<<<<
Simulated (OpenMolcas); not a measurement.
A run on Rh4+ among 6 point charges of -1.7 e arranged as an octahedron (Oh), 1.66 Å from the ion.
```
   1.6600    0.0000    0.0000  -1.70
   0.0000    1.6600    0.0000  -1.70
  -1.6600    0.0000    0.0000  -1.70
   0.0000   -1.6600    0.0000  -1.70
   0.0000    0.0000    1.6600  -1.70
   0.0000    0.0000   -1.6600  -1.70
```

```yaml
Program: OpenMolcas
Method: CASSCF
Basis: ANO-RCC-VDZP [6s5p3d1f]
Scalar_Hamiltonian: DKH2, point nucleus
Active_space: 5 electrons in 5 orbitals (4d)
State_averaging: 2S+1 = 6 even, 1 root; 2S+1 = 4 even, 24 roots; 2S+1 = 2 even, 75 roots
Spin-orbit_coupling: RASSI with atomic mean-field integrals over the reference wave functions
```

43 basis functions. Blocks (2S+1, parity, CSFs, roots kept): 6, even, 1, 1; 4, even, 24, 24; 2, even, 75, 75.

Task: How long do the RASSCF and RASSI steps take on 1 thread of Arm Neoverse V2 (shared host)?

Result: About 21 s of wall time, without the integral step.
>>>>

Repeat the entries verbatim through the line with "Task: How long".

▶ TASK OUTPUT:
Simulated (OpenMolcas); not a measurement.
A run on Rh4+ among 6 point charges of -1.7 e arranged as an octahedron (Oh), 1.66 Å from the ion.
```
   1.6600    0.0000    0.0000  -1.70
   0.0000    1.6600    0.0000  -1.70
  -1.6600    0.0000    0.0000  -1.70
   0.0000   -1.6600    0.0000  -1.70
   0.0000    0.0000    1.6600  -1.70
   0.0000    0.0000   -1.6600  -1.70
```

```yaml
Program: OpenMolcas
Method: CASSCF
Basis: ANO-RCC-VDZP [6s5p3d1f]
Scalar_Hamiltonian: DKH2, point nucleus
Active_space: 5 electrons in 5 orbitals (4d)
State_averaging: 2S+1 = 6 even, 1 root; 2S+1 = 4 even, 24 roots; 2S+1 = 2 even, 75 roots
Spin-orbit_coupling: RASSI with atomic mean-field integrals over the reference wave functions
```

43 basis functions. Blocks (2S+1, parity, CSFs, roots kept): 6, even, 1, 1; 4, even, 24, 24; 2, even, 75, 75.

Task: How long do the RASSCF and RASSI steps take on 1 thread of Arm Neoverse V2 (shared host)?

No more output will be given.